* REQUIREMENT *
Can you return the records below exactly as they stand, but only from the first line through the one with "Cutoff: 520 eV"?

* INFORMATION PROVIDED *
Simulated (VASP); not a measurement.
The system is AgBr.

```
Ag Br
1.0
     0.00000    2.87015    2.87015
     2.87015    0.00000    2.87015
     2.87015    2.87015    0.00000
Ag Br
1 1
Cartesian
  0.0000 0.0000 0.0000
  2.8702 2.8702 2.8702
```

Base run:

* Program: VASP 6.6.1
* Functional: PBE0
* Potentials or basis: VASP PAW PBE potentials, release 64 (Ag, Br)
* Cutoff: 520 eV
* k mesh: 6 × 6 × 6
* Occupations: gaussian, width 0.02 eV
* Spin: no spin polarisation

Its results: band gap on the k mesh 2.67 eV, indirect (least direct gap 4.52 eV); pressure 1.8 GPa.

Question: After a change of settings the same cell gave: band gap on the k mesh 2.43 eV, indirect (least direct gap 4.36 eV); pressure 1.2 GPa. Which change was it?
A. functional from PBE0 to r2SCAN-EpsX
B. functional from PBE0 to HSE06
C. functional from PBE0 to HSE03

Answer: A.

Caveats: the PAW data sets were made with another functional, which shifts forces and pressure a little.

* EXERCISE OUTPUT *
Simulated (VASP); not a measurement.
The system is AgBr.

```
Ag Br
1.0
     0.00000    2.87015    2.87015
     2.87015    0.00000    2.87015
     2.87015    2.87015    0.00000
Ag Br
1 1
Cartesian
  0.0000 0.0000 0.0000
  2.8702 2.8702 2.8702
```

Base run:

* Program: VASP 6.6.1
* Functional: PBE0
* Potentials or basis: VASP PAW PBE potentials, release 64 (Ag, Br)
* Cutoff: 520 eV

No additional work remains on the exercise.